> [REQUIRED ACTION] Set down the material exactly as given, please, from its first line through the line that includes "The crystal in".

**********

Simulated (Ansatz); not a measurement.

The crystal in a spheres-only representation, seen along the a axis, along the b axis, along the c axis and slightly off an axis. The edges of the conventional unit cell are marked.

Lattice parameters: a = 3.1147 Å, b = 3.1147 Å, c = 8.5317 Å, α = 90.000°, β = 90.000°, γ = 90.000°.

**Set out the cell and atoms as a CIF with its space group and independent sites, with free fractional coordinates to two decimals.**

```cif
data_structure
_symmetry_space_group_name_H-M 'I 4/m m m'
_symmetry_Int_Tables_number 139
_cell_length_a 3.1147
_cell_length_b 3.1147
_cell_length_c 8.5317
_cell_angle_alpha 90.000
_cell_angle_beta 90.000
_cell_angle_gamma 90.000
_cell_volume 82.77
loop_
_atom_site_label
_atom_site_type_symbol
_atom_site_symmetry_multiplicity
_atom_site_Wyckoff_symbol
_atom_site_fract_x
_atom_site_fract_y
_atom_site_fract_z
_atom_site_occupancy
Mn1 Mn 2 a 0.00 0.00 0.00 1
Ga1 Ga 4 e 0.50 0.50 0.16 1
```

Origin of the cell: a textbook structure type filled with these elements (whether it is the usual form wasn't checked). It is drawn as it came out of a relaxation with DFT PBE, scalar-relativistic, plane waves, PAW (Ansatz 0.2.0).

**********

> [ANSWER SPACE]
Simulated (Ansatz); not a measurement.

The crystal in a spheres-only representation, seen along the a axis, along the b axis, along the c axis and slightly off an axis. The edges of the conventional unit cell are marked.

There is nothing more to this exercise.